__________________________________________________

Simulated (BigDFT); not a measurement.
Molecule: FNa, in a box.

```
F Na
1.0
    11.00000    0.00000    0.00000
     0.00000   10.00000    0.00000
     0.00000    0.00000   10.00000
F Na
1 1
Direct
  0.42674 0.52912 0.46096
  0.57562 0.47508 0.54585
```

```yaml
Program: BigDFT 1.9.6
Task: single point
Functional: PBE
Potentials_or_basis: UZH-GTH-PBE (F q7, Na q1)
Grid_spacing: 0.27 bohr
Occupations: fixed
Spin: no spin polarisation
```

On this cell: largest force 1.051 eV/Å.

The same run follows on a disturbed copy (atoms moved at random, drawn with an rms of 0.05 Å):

__________________________________________________

What you return should match the listing above exactly.

Simulated (BigDFT); not a measurement.
Molecule: FNa, in a box.

```
F Na
1.0
    11.00000    0.00000    0.00000
     0.00000   10.00000    0.00000
     0.00000    0.00000   10.00000
F Na
1 1
Direct
  0.42674 0.52912 0.46096
  0.57562 0.47508 0.54585
```

```yaml
Program: BigDFT 1.9.6
Task: single point
Functional: PBE
Potentials_or_basis: UZH-GTH-PBE (F q7, Na q1)
Grid_spacing: 0.27 bohr
Occupations: fixed
Spin: no spin polarisation
```

On this cell: largest force 1.051 eV/Å.

The same run follows on a disturbed copy (atoms moved at random, drawn with an rms of 0.05 Å):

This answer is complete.